:::::

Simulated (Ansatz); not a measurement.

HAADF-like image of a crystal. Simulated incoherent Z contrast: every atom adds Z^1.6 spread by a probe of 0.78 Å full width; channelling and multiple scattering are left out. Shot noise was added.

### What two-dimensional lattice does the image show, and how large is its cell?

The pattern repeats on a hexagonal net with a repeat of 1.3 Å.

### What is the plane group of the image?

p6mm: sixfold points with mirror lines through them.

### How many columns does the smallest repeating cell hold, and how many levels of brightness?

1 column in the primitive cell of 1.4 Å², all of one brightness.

:::::

Output every entry word for word.

Simulated (Ansatz); not a measurement.

HAADF-like image of a crystal. Simulated incoherent Z contrast: every atom adds Z^1.6 spread by a probe of 0.78 Å full width; channelling and multiple scattering are left out. Shot noise was added.

### What two-dimensional lattice does the image show, and how large is its cell?

The pattern repeats on a hexagonal net with a repeat of 1.3 Å.

### What is the plane group of the image?

p6mm: sixfold points with mirror lines through them.

### How many columns does the smallest repeating cell hold, and how many levels of brightness?

1 column in the primitive cell of 1.4 Å², all of one brightness.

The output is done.